> [Exercise]: Return the run of lines below that opens with the line containing "It takes space" and closes with the line containing "Band structure, LDA**", keeping each one exact.

BEGIN
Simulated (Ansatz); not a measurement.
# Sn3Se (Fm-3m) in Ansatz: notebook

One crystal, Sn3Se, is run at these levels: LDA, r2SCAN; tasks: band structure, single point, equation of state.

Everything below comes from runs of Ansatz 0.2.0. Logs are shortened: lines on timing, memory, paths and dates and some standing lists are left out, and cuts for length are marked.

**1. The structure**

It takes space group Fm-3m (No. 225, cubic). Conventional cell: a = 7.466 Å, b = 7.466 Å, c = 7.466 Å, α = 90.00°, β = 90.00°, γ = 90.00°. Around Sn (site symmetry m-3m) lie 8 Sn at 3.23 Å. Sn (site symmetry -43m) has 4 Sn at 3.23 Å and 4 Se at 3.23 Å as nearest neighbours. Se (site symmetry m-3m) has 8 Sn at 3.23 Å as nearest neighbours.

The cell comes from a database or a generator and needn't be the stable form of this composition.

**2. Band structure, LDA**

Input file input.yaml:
END

> [Exercise solution]:
It takes space group Fm-3m (No. 225, cubic). Conventional cell: a = 7.466 Å, b = 7.466 Å, c = 7.466 Å, α = 90.00°, β = 90.00°, γ = 90.00°. Around Sn (site symmetry m-3m) lie 8 Sn at 3.23 Å. Sn (site symmetry -43m) has 4 Sn at 3.23 Å and 4 Se at 3.23 Å as nearest neighbours. Se (site symmetry m-3m) has 8 Sn at 3.23 Å as nearest neighbours.

The cell comes from a database or a generator and needn't be the stable form of this composition.

**2. Band structure, LDA**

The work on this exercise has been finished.